BEGIN
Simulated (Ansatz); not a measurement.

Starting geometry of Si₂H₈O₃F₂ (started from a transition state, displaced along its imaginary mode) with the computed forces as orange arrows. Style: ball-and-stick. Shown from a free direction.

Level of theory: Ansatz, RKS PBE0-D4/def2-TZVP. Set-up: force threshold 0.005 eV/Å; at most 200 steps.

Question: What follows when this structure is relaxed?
END

■ ACTIVITY: Repeat every record exactly, so that nothing is lost or altered.

■ RESPONSE:
Simulated (Ansatz); not a measurement.

Starting geometry of Si₂H₈O₃F₂ (started from a transition state, displaced along its imaginary mode) with the computed forces as orange arrows. Style: ball-and-stick. Shown from a free direction.

Level of theory: Ansatz, RKS PBE0-D4/def2-TZVP. Set-up: force threshold 0.005 eV/Å; at most 200 steps.

Question: What follows when this structure is relaxed?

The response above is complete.